■ **Work order**
Repeat the data below exactly, with every entry included.

■ **Data excerpts**
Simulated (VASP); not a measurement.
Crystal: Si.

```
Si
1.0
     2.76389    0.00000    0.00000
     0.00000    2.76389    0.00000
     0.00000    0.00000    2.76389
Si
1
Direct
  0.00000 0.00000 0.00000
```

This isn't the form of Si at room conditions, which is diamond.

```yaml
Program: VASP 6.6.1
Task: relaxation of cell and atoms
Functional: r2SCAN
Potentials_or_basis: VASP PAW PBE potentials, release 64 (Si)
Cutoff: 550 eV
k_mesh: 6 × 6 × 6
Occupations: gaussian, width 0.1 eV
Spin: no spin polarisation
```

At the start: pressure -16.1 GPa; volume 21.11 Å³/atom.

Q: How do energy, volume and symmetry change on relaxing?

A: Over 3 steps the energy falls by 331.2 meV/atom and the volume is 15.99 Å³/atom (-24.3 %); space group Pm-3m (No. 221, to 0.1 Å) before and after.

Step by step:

■ **Written response**
Simulated (VASP); not a measurement.
Crystal: Si.

```
Si
1.0
     2.76389    0.00000    0.00000
     0.00000    2.76389    0.00000
     0.00000    0.00000    2.76389
Si
1
Direct
  0.00000 0.00000 0.00000
```

This isn't the form of Si at room conditions, which is diamond.

```yaml
Program: VASP 6.6.1
Task: relaxation of cell and atoms
Functional: r2SCAN
Potentials_or_basis: VASP PAW PBE potentials, release 64 (Si)
Cutoff: 550 eV
k_mesh: 6 × 6 × 6
Occupations: gaussian, width 0.1 eV
Spin: no spin polarisation
```

At the start: pressure -16.1 GPa; volume 21.11 Å³/atom.

Q: How do energy, volume and symmetry change on relaxing?

A: Over 3 steps the energy falls by 331.2 meV/atom and the volume is 15.99 Å³/atom (-24.3 %); space group Pm-3m (No. 221, to 0.1 Å) before and after.

Step by step:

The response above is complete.